**Work request:**
Set down the listing again, word for word.

**Excerpted records:**
*** Block opens ***
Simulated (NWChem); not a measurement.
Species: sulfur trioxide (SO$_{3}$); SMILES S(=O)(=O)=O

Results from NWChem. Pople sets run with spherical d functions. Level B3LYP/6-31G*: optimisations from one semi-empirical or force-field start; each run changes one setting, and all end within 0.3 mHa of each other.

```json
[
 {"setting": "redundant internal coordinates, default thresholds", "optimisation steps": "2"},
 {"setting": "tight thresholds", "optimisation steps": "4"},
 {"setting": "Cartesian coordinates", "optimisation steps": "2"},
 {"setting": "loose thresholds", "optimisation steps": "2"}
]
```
*** Block closes ***

**Expected answer:**
Simulated (NWChem); not a measurement.
Species: sulfur trioxide (SO$_{3}$); SMILES S(=O)(=O)=O

Results from NWChem. Pople sets run with spherical d functions. Level B3LYP/6-31G*: optimisations from one semi-empirical or force-field start; each run changes one setting, and all end within 0.3 mHa of each other.

```json
[
 {"setting": "redundant internal coordinates, default thresholds", "optimisation steps": "2"},
 {"setting": "tight thresholds", "optimisation steps": "4"},
 {"setting": "Cartesian coordinates", "optimisation steps": "2"},
 {"setting": "loose thresholds", "optimisation steps": "2"}
]
```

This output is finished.